WORK ITEM:
Every record must be repeated exactly, with no omission.

[GIVEN INFORMATION — start]

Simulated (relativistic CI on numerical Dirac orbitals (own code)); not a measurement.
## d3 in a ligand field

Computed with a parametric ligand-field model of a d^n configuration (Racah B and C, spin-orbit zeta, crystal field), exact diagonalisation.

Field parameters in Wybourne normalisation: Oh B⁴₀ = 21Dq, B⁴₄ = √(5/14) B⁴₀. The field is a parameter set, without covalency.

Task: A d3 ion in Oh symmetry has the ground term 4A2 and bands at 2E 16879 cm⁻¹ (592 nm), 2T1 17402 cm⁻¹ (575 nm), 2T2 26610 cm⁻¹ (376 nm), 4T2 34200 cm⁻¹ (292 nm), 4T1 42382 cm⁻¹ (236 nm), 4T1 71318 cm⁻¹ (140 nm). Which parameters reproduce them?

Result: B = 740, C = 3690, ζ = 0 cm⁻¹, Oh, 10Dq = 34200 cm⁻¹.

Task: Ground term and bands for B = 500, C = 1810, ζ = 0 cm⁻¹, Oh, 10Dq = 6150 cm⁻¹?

[GIVEN INFORMATION — finish]

ANSWER AREA:
Simulated (relativistic CI on numerical Dirac orbitals (own code)); not a measurement.
## d3 in a ligand field

Computed with a parametric ligand-field model of a d^n configuration (Racah B and C, spin-orbit zeta, crystal field), exact diagonalisation.

Field parameters in Wybourne normalisation: Oh B⁴₀ = 21Dq, B⁴₄ = √(5/14) B⁴₀. The field is a parameter set, without covalency.

Task: A d3 ion in Oh symmetry has the ground term 4A2 and bands at 2E 16879 cm⁻¹ (592 nm), 2T1 17402 cm⁻¹ (575 nm), 2T2 26610 cm⁻¹ (376 nm), 4T2 34200 cm⁻¹ (292 nm), 4T1 42382 cm⁻¹ (236 nm), 4T1 71318 cm⁻¹ (140 nm). Which parameters reproduce them?

Result: B = 740, C = 3690, ζ = 0 cm⁻¹, Oh, 10Dq = 34200 cm⁻¹.

Task: Ground term and bands for B = 500, C = 1810, ζ = 0 cm⁻¹, Oh, 10Dq = 6150 cm⁻¹?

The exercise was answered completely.